▶ _Given data_:
══════════════════════════════
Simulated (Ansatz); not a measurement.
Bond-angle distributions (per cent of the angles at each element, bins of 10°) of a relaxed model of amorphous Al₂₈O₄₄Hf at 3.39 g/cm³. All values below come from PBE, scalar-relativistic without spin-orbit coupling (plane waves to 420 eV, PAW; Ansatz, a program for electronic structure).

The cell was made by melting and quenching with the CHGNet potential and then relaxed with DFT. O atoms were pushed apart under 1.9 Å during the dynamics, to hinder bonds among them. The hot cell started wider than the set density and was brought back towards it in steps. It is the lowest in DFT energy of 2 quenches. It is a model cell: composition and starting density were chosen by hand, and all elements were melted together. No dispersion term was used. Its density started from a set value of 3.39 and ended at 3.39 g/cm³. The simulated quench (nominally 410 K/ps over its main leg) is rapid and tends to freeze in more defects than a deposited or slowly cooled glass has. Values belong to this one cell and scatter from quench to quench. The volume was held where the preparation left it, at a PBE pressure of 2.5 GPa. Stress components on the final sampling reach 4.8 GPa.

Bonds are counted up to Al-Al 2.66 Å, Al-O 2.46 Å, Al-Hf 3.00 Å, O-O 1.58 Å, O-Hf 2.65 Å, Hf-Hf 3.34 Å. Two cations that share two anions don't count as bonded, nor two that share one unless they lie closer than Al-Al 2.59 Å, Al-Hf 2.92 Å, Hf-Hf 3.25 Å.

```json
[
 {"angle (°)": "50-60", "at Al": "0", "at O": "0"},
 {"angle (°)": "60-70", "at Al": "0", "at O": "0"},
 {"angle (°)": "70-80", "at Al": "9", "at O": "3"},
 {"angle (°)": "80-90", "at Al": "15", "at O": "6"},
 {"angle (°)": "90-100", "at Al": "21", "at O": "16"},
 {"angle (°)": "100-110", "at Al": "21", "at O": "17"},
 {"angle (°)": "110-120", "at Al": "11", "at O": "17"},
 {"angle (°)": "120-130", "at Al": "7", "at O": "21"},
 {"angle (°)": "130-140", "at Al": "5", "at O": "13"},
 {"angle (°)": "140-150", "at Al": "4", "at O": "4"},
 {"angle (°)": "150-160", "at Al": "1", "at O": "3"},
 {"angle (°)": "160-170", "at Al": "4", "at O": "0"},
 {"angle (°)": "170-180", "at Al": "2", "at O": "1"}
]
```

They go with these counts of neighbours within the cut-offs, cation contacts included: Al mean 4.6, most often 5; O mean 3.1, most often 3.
══════════════════════════════

▶ _Task item_:
Reproduce exactly the lines above from the line with "Bond-angle distributions (per" to the line with "The cell was", including both, and add nothing.

▶ _Exercise output_:
Bond-angle distributions (per cent of the angles at each element, bins of 10°) of a relaxed model of amorphous Al₂₈O₄₄Hf at 3.39 g/cm³. All values below come from PBE, scalar-relativistic without spin-orbit coupling (plane waves to 420 eV, PAW; Ansatz, a program for electronic structure).

The cell was made by melting and quenching with the CHGNet potential and then relaxed with DFT. O atoms were pushed apart under 1.9 Å during the dynamics, to hinder bonds among them. The hot cell started wider than the set density and was brought back towards it in steps. It is the lowest in DFT energy of 2 quenches. It is a model cell: composition and starting density were chosen by hand, and all elements were melted together. No dispersion term was used. Its density started from a set value of 3.39 and ended at 3.39 g/cm³. The simulated quench (nominally 410 K/ps over its main leg) is rapid and tends to freeze in more defects than a deposited or slowly cooled glass has. Values belong to this one cell and scatter from quench to quench. The volume was held where the preparation left it, at a PBE pressure of 2.5 GPa. Stress components on the final sampling reach 4.8 GPa.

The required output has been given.